[Data under study]:
==============================

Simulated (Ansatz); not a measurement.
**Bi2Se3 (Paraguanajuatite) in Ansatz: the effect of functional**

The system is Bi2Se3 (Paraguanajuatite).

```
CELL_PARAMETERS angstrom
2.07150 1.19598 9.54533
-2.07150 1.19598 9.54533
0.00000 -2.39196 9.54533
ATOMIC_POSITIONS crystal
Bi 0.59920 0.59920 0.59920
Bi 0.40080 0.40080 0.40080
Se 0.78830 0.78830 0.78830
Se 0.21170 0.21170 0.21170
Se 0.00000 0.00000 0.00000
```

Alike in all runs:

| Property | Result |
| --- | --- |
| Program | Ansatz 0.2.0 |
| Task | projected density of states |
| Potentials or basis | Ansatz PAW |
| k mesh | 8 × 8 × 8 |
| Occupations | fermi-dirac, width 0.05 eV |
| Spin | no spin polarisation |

==============================

From the listing above, output exactly the run of lines that starts with the line containing "effect of functional**" and ends with the line containing "Ansatz 0.2.0 |".

**Bi2Se3 (Paraguanajuatite) in Ansatz: the effect of functional**

The system is Bi2Se3 (Paraguanajuatite).

```
CELL_PARAMETERS angstrom
2.07150 1.19598 9.54533
-2.07150 1.19598 9.54533
0.00000 -2.39196 9.54533
ATOMIC_POSITIONS crystal
Bi 0.59920 0.59920 0.59920
Bi 0.40080 0.40080 0.40080
Se 0.78830 0.78830 0.78830
Se 0.21170 0.21170 0.21170
Se 0.00000 0.00000 0.00000
```

Alike in all runs:

| Property | Result |
| --- | --- |
| Program | Ansatz 0.2.0 |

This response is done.